Start of Block

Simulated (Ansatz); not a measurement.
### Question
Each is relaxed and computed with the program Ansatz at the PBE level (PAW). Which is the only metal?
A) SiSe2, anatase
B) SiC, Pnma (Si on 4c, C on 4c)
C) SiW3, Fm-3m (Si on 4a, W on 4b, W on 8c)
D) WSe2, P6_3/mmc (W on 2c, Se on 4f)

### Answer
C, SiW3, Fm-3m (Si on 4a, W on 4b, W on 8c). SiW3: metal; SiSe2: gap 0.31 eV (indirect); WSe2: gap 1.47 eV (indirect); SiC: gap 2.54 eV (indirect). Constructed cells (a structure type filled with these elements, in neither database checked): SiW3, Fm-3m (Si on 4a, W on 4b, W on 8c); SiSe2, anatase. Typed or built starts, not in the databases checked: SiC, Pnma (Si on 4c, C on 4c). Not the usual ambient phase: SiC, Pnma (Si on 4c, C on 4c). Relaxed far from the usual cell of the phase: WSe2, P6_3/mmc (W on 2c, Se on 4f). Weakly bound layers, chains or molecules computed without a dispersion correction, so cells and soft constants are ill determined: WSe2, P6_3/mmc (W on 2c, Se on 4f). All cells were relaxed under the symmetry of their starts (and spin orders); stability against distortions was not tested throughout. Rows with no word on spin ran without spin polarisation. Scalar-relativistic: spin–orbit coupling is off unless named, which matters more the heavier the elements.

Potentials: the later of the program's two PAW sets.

End of Block

* Assignment
Reproduce verbatim only the segment of the listing bounded by the line containing "B) SiC, Pnma (Si on 4c, C on 4c)" and the line containing "C, SiW3, Fm-3m", with both boundary lines included.

* Answer box
B) SiC, Pnma (Si on 4c, C on 4c)
C) SiW3, Fm-3m (Si on 4a, W on 4b, W on 8c)
D) WSe2, P6_3/mmc (W on 2c, Se on 4f)

### Answer
C, SiW3, Fm-3m (Si on 4a, W on 4b, W on 8c). SiW3: metal; SiSe2: gap 0.31 eV (indirect); WSe2: gap 1.47 eV (indirect); SiC: gap 2.54 eV (indirect). Constructed cells (a structure type filled with these elements, in neither database checked): SiW3, Fm-3m (Si on 4a, W on 4b, W on 8c); SiSe2, anatase. Typed or built starts, not in the databases checked: SiC, Pnma (Si on 4c, C on 4c). Not the usual ambient phase: SiC, Pnma (Si on 4c, C on 4c). Relaxed far from the usual cell of the phase: WSe2, P6_3/mmc (W on 2c, Se on 4f). Weakly bound layers, chains or molecules computed without a dispersion correction, so cells and soft constants are ill determined: WSe2, P6_3/mmc (W on 2c, Se on 4f). All cells were relaxed under the symmetry of their starts (and spin orders); stability against distortions was not tested throughout. Rows with no word on spin ran without spin polarisation. Scalar-relativistic: spin–orbit coupling is off unless named, which matters more the heavier the elements.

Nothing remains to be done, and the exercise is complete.